### Work instruction:
Reproduce the whole listing exactly.

### Information given:
◆ ◆ ◆ ◆ ◆
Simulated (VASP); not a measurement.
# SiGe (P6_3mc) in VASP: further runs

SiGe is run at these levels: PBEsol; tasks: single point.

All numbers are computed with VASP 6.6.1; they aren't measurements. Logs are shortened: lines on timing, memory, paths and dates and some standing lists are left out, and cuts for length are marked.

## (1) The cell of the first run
◆ ◆ ◆ ◆ ◆

### Task result:
Simulated (VASP); not a measurement.
# SiGe (P6_3mc) in VASP: further runs

SiGe is run at these levels: PBEsol; tasks: single point.

All numbers are computed with VASP 6.6.1; they aren't measurements. Logs are shortened: lines on timing, memory, paths and dates and some standing lists are left out, and cuts for length are marked.

## (1) The cell of the first run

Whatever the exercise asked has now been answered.